(Excerpted data Opens)

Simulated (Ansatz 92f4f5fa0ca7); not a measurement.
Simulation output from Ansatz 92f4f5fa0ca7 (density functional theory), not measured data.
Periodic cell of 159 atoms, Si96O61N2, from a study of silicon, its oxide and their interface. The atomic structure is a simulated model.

(Excerpted data Closes)

## Required action
Each record above must be given again exactly as written.

## Task result
Simulated (Ansatz 92f4f5fa0ca7); not a measurement.
Simulation output from Ansatz 92f4f5fa0ca7 (density functional theory), not measured data.
Periodic cell of 159 atoms, Si96O61N2, from a study of silicon, its oxide and their interface. The atomic structure is a simulated model.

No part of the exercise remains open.